> [Brief]: Only those lines running from the start of the listing below through the line that holds "Describe the electrostatic potential map." are to be written out, exactly and in full.

── Provided material

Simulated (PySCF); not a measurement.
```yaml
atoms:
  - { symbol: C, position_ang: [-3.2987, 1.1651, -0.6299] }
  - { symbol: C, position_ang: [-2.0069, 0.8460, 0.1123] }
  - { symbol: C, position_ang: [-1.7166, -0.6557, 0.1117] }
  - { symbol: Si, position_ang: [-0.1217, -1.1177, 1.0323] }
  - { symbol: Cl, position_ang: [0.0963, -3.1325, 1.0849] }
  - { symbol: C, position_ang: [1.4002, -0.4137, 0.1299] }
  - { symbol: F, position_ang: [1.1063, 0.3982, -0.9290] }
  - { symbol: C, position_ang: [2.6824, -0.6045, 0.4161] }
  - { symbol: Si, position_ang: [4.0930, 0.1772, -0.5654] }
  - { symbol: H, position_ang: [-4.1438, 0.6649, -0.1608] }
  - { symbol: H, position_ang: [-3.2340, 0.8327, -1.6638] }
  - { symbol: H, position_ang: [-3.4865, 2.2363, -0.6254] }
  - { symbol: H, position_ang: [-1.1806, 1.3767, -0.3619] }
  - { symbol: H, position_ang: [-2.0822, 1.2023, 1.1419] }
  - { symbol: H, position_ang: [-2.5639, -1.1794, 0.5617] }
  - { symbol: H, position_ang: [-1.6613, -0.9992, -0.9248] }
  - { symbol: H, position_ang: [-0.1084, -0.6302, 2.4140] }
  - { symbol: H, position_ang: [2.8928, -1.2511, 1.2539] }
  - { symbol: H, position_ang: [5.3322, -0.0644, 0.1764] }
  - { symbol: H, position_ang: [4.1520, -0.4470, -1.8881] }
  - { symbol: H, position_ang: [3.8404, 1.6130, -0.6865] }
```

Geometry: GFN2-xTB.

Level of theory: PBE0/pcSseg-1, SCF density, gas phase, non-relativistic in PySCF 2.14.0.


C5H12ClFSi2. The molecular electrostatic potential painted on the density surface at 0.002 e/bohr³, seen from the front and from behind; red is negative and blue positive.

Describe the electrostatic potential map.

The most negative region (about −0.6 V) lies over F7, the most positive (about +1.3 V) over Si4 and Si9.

────

> [Written response]:
Simulated (PySCF); not a measurement.
```yaml
atoms:
  - { symbol: C, position_ang: [-3.2987, 1.1651, -0.6299] }
  - { symbol: C, position_ang: [-2.0069, 0.8460, 0.1123] }
  - { symbol: C, position_ang: [-1.7166, -0.6557, 0.1117] }
  - { symbol: Si, position_ang: [-0.1217, -1.1177, 1.0323] }
  - { symbol: Cl, position_ang: [0.0963, -3.1325, 1.0849] }
  - { symbol: C, position_ang: [1.4002, -0.4137, 0.1299] }
  - { symbol: F, position_ang: [1.1063, 0.3982, -0.9290] }
  - { symbol: C, position_ang: [2.6824, -0.6045, 0.4161] }
  - { symbol: Si, position_ang: [4.0930, 0.1772, -0.5654] }
  - { symbol: H, position_ang: [-4.1438, 0.6649, -0.1608] }
  - { symbol: H, position_ang: [-3.2340, 0.8327, -1.6638] }
  - { symbol: H, position_ang: [-3.4865, 2.2363, -0.6254] }
  - { symbol: H, position_ang: [-1.1806, 1.3767, -0.3619] }
  - { symbol: H, position_ang: [-2.0822, 1.2023, 1.1419] }
  - { symbol: H, position_ang: [-2.5639, -1.1794, 0.5617] }
  - { symbol: H, position_ang: [-1.6613, -0.9992, -0.9248] }
  - { symbol: H, position_ang: [-0.1084, -0.6302, 2.4140] }
  - { symbol: H, position_ang: [2.8928, -1.2511, 1.2539] }
  - { symbol: H, position_ang: [5.3322, -0.0644, 0.1764] }
  - { symbol: H, position_ang: [4.1520, -0.4470, -1.8881] }
  - { symbol: H, position_ang: [3.8404, 1.6130, -0.6865] }
```

Geometry: GFN2-xTB.

Level of theory: PBE0/pcSseg-1, SCF density, gas phase, non-relativistic in PySCF 2.14.0.


C5H12ClFSi2. The molecular electrostatic potential painted on the density surface at 0.002 e/bohr³, seen from the front and from behind; red is negative and blue positive.

Describe the electrostatic potential map.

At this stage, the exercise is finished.